**Brief**
Transcribe the listing below in full, keeping every line exactly as it is.

*****

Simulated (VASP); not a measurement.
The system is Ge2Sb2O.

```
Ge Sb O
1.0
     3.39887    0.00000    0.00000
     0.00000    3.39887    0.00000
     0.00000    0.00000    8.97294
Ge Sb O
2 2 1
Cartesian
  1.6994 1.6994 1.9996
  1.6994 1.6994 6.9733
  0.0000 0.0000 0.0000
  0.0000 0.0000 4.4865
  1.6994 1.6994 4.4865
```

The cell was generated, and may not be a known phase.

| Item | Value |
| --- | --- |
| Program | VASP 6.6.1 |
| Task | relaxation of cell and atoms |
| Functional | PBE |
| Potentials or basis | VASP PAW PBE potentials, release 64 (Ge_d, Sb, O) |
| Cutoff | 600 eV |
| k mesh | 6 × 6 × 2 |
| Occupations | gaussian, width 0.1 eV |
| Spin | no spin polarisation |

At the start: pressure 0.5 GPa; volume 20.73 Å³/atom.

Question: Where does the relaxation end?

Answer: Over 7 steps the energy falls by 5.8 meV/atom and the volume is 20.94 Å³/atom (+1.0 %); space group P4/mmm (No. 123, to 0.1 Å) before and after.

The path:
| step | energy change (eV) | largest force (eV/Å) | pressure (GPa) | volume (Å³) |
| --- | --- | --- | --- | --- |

*****

**Worked solution**
Simulated (VASP); not a measurement.
The system is Ge2Sb2O.

```
Ge Sb O
1.0
     3.39887    0.00000    0.00000
     0.00000    3.39887    0.00000
     0.00000    0.00000    8.97294
Ge Sb O
2 2 1
Cartesian
  1.6994 1.6994 1.9996
  1.6994 1.6994 6.9733
  0.0000 0.0000 0.0000
  0.0000 0.0000 4.4865
  1.6994 1.6994 4.4865
```

The cell was generated, and may not be a known phase.

| Item | Value |
| --- | --- |
| Program | VASP 6.6.1 |
| Task | relaxation of cell and atoms |
| Functional | PBE |
| Potentials or basis | VASP PAW PBE potentials, release 64 (Ge_d, Sb, O) |
| Cutoff | 600 eV |
| k mesh | 6 × 6 × 2 |
| Occupations | gaussian, width 0.1 eV |
| Spin | no spin polarisation |

At the start: pressure 0.5 GPa; volume 20.73 Å³/atom.

Question: Where does the relaxation end?

Answer: Over 7 steps the energy falls by 5.8 meV/atom and the volume is 20.94 Å³/atom (+1.0 %); space group P4/mmm (No. 123, to 0.1 Å) before and after.

The path:
| step | energy change (eV) | largest force (eV/Å) | pressure (GPa) | volume (Å³) |
| --- | --- | --- | --- | --- |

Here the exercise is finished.